Dataset extract
━━━━━━━━

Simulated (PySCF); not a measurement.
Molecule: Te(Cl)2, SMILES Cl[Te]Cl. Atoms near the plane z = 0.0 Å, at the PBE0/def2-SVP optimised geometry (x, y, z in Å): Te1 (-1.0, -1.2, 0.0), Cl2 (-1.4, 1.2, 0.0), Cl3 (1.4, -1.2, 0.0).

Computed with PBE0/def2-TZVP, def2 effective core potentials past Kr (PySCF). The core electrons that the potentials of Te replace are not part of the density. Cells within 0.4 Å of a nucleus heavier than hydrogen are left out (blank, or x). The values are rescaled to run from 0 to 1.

━━━━━━━━

Work request
The material above must be returned in full, exactly as written.

Problem solution
Simulated (PySCF); not a measurement.
Molecule: Te(Cl)2, SMILES Cl[Te]Cl. Atoms near the plane z = 0.0 Å, at the PBE0/def2-SVP optimised geometry (x, y, z in Å): Te1 (-1.0, -1.2, 0.0), Cl2 (-1.4, 1.2, 0.0), Cl3 (1.4, -1.2, 0.0).

Computed with PBE0/def2-TZVP, def2 effective core potentials past Kr (PySCF). The core electrons that the potentials of Te replace are not part of the density. Cells within 0.4 Å of a nucleus heavier than hydrogen are left out (blank, or x). The values are rescaled to run from 0 to 1.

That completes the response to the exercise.